━━ MATERIAL SUPPLIED
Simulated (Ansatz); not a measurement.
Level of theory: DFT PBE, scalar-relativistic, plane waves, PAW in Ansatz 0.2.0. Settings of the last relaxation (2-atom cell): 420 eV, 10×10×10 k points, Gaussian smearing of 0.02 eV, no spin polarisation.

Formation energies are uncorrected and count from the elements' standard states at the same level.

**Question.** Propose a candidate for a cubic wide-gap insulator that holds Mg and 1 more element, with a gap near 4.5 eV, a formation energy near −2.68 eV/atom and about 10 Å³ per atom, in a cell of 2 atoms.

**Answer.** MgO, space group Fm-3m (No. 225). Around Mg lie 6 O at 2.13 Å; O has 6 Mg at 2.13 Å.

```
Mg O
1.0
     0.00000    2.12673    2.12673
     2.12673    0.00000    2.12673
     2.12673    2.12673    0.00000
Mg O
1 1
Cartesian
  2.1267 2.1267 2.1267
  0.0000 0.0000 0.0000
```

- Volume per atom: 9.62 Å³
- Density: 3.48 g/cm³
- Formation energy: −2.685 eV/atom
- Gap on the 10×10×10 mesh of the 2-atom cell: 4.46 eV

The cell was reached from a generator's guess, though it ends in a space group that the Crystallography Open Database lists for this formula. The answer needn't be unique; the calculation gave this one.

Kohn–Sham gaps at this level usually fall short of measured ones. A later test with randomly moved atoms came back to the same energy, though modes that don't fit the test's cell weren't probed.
━━━━

> _ACTIVITY_: Up to and including the line that contains "The cell was", restate each line of the material above word for word, beginning with its first line.

> _EXERCISE RESPONSE_:
Simulated (Ansatz); not a measurement.
Level of theory: DFT PBE, scalar-relativistic, plane waves, PAW in Ansatz 0.2.0. Settings of the last relaxation (2-atom cell): 420 eV, 10×10×10 k points, Gaussian smearing of 0.02 eV, no spin polarisation.

Formation energies are uncorrected and count from the elements' standard states at the same level.

**Question.** Propose a candidate for a cubic wide-gap insulator that holds Mg and 1 more element, with a gap near 4.5 eV, a formation energy near −2.68 eV/atom and about 10 Å³ per atom, in a cell of 2 atoms.

**Answer.** MgO, space group Fm-3m (No. 225). Around Mg lie 6 O at 2.13 Å; O has 6 Mg at 2.13 Å.

```
Mg O
1.0
     0.00000    2.12673    2.12673
     2.12673    0.00000    2.12673
     2.12673    2.12673    0.00000
Mg O
1 1
Cartesian
  2.1267 2.1267 2.1267
  0.0000 0.0000 0.0000
```

- Volume per atom: 9.62 Å³
- Density: 3.48 g/cm³
- Formation energy: −2.685 eV/atom
- Gap on the 10×10×10 mesh of the 2-atom cell: 4.46 eV

The cell was reached from a generator's guess, though it ends in a space group that the Crystallography Open Database lists for this formula. The answer needn't be unique; the calculation gave this one.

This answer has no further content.